Information shown
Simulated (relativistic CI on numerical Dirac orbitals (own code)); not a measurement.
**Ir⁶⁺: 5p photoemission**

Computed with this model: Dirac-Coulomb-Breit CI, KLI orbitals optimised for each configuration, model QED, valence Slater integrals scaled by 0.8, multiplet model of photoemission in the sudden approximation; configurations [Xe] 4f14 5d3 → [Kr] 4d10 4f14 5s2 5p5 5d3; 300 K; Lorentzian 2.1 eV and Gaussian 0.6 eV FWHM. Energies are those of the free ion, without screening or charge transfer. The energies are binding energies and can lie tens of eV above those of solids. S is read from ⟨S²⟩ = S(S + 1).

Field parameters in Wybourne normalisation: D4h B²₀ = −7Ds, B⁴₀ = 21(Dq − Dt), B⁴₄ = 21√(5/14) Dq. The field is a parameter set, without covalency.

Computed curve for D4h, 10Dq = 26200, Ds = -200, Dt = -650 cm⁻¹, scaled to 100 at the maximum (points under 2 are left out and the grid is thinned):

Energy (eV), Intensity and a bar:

Activity
Beginning at the line with "Field parameters in" and stopping after the line with "Computed curve for", please write out every line of the data above exactly and nothing else.

Your response
Field parameters in Wybourne normalisation: D4h B²₀ = −7Ds, B⁴₀ = 21(Dq − Dt), B⁴₄ = 21√(5/14) Dq. The field is a parameter set, without covalency.

Computed curve for D4h, 10Dq = 26200, Ds = -200, Dt = -650 cm⁻¹, scaled to 100 at the maximum (points under 2 are left out and the grid is thinned):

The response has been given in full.